+++
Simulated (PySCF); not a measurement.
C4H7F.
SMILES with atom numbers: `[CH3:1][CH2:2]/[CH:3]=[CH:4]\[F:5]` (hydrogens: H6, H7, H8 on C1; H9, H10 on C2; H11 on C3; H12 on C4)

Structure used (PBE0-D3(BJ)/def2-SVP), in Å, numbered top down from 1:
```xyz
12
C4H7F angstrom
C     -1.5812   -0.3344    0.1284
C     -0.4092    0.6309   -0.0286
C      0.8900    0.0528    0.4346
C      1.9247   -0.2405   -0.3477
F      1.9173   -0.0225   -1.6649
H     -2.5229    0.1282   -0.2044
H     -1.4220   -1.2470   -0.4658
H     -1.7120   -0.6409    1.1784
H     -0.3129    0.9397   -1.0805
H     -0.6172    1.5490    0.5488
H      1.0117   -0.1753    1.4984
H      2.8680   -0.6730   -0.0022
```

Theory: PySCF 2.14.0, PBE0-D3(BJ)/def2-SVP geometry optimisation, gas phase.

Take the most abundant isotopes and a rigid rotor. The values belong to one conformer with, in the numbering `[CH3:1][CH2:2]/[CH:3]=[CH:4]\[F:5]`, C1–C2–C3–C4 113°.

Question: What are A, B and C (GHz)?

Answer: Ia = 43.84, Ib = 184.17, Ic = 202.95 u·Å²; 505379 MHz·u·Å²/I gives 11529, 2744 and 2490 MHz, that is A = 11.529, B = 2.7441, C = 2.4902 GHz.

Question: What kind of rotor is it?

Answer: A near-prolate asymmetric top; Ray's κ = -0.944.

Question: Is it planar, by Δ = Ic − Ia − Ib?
+++

:: REQUIREMENT ::
Can you repeat, word for word, every line above from the one containing "Answer: Ia = 43.84, Ib" down to the one containing "Answer: A near-prolate", including both?

:: EXERCISE RESPONSE ::
Answer: Ia = 43.84, Ib = 184.17, Ic = 202.95 u·Å²; 505379 MHz·u·Å²/I gives 11529, 2744 and 2490 MHz, that is A = 11.529, B = 2.7441, C = 2.4902 GHz.

Question: What kind of rotor is it?

Answer: A near-prolate asymmetric top; Ray's κ = -0.944.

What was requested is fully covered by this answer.